Task item:
The line containing "Problem. Work out" marks the end; copy exactly all lines from the start of the material up to and including it.

Top of Supplied material

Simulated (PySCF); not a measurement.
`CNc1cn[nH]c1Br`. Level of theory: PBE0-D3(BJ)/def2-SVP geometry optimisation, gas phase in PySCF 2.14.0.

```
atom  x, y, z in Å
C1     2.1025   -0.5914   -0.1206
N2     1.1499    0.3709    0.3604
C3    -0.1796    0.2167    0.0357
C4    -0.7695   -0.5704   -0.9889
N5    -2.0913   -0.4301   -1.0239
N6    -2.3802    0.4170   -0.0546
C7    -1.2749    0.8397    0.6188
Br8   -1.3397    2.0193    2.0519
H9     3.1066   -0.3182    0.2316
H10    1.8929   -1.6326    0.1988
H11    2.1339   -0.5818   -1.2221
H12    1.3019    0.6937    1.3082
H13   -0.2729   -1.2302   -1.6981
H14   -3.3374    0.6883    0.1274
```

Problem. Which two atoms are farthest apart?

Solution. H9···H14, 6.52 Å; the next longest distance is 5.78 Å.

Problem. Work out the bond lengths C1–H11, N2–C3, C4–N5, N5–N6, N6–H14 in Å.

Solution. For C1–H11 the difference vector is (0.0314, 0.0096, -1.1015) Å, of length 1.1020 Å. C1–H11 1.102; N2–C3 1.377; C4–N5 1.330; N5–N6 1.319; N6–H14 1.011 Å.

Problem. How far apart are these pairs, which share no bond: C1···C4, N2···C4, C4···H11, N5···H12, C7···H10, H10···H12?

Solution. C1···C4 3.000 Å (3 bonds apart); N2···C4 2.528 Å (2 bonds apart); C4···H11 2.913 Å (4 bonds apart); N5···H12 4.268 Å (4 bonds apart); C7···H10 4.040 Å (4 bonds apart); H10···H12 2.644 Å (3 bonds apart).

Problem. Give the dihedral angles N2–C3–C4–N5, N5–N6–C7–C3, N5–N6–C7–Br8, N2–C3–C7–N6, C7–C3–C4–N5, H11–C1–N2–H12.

Bottom of Supplied material

Task answer:
Simulated (PySCF); not a measurement.
`CNc1cn[nH]c1Br`. Level of theory: PBE0-D3(BJ)/def2-SVP geometry optimisation, gas phase in PySCF 2.14.0.

```
atom  x, y, z in Å
C1     2.1025   -0.5914   -0.1206
N2     1.1499    0.3709    0.3604
C3    -0.1796    0.2167    0.0357
C4    -0.7695   -0.5704   -0.9889
N5    -2.0913   -0.4301   -1.0239
N6    -2.3802    0.4170   -0.0546
C7    -1.2749    0.8397    0.6188
Br8   -1.3397    2.0193    2.0519
H9     3.1066   -0.3182    0.2316
H10    1.8929   -1.6326    0.1988
H11    2.1339   -0.5818   -1.2221
H12    1.3019    0.6937    1.3082
H13   -0.2729   -1.2302   -1.6981
H14   -3.3374    0.6883    0.1274
```

Problem. Which two atoms are farthest apart?

Solution. H9···H14, 6.52 Å; the next longest distance is 5.78 Å.

Problem. Work out the bond lengths C1–H11, N2–C3, C4–N5, N5–N6, N6–H14 in Å.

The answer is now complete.